> RECORDS PROVIDED
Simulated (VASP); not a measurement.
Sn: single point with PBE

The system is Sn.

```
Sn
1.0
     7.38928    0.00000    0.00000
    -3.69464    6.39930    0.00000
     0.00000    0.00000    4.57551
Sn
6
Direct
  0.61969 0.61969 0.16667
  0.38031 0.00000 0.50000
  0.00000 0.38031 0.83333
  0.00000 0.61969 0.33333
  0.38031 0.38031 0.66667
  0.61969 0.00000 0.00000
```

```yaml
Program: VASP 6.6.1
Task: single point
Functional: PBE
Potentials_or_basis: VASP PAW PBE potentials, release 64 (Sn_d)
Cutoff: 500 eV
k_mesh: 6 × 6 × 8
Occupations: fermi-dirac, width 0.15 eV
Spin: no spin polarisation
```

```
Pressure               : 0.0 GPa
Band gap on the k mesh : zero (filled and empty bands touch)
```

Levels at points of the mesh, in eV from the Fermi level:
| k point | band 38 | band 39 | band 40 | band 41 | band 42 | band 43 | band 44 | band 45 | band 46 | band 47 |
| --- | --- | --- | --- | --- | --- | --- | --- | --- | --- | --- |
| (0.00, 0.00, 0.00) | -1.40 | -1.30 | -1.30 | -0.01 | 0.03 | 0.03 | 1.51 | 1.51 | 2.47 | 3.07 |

> REQUIREMENT
Please reproduce all of the entries exactly as they stand.

> RESPONSE BOX
Simulated (VASP); not a measurement.
Sn: single point with PBE

The system is Sn.

```
Sn
1.0
     7.38928    0.00000    0.00000
    -3.69464    6.39930    0.00000
     0.00000    0.00000    4.57551
Sn
6
Direct
  0.61969 0.61969 0.16667
  0.38031 0.00000 0.50000
  0.00000 0.38031 0.83333
  0.00000 0.61969 0.33333
  0.38031 0.38031 0.66667
  0.61969 0.00000 0.00000
```

```yaml
Program: VASP 6.6.1
Task: single point
Functional: PBE
Potentials_or_basis: VASP PAW PBE potentials, release 64 (Sn_d)
Cutoff: 500 eV
k_mesh: 6 × 6 × 8
Occupations: fermi-dirac, width 0.15 eV
Spin: no spin polarisation
```

```
Pressure               : 0.0 GPa
Band gap on the k mesh : zero (filled and empty bands touch)
```

Levels at points of the mesh, in eV from the Fermi level:
| k point | band 38 | band 39 | band 40 | band 41 | band 42 | band 43 | band 44 | band 45 | band 46 | band 47 |
| --- | --- | --- | --- | --- | --- | --- | --- | --- | --- | --- |
| (0.00, 0.00, 0.00) | -1.40 | -1.30 | -1.30 | -0.01 | 0.03 | 0.03 | 1.51 | 1.51 | 2.47 | 3.07 |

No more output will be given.